[[ SUPPLIED MATERIAL open ]]

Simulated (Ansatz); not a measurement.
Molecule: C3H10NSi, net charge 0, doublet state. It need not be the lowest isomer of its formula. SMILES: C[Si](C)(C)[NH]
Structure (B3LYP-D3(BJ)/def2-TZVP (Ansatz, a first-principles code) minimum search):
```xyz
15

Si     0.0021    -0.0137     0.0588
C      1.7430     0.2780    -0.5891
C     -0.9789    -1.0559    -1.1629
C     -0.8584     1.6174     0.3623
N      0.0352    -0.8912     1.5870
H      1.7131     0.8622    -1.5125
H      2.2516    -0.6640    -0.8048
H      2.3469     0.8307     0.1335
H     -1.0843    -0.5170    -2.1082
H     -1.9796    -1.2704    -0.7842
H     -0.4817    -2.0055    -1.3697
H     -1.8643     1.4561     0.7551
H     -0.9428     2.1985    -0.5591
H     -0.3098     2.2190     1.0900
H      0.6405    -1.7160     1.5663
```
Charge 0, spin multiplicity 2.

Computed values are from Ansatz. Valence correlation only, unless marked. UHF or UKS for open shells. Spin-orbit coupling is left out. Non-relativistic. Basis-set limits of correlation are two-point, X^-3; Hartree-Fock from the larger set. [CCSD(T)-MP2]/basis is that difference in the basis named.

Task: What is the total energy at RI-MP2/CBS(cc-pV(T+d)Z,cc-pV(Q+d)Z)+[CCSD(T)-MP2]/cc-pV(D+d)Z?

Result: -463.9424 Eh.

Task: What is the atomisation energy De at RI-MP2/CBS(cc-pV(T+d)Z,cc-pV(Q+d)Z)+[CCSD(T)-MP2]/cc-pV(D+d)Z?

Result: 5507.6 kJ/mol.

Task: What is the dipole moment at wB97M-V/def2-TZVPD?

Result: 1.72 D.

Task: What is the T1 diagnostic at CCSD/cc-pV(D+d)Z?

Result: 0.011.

[[ SUPPLIED MATERIAL closed ]]

> WORK REQUEST
Begin with the first line of the records and finish with the line containing "Computed values are". Reproduce those lines exactly, both ends included, and nothing else.

> TASK OUTPUT
Simulated (Ansatz); not a measurement.
Molecule: C3H10NSi, net charge 0, doublet state. It need not be the lowest isomer of its formula. SMILES: C[Si](C)(C)[NH]
Structure (B3LYP-D3(BJ)/def2-TZVP (Ansatz, a first-principles code) minimum search):
```xyz
15

Si     0.0021    -0.0137     0.0588
C      1.7430     0.2780    -0.5891
C     -0.9789    -1.0559    -1.1629
C     -0.8584     1.6174     0.3623
N      0.0352    -0.8912     1.5870
H      1.7131     0.8622    -1.5125
H      2.2516    -0.6640    -0.8048
H      2.3469     0.8307     0.1335
H     -1.0843    -0.5170    -2.1082
H     -1.9796    -1.2704    -0.7842
H     -0.4817    -2.0055    -1.3697
H     -1.8643     1.4561     0.7551
H     -0.9428     2.1985    -0.5591
H     -0.3098     2.2190     1.0900
H      0.6405    -1.7160     1.5663
```
Charge 0, spin multiplicity 2.

Computed values are from Ansatz. Valence correlation only, unless marked. UHF or UKS for open shells. Spin-orbit coupling is left out. Non-relativistic. Basis-set limits of correlation are two-point, X^-3; Hartree-Fock from the larger set. [CCSD(T)-MP2]/basis is that difference in the basis named.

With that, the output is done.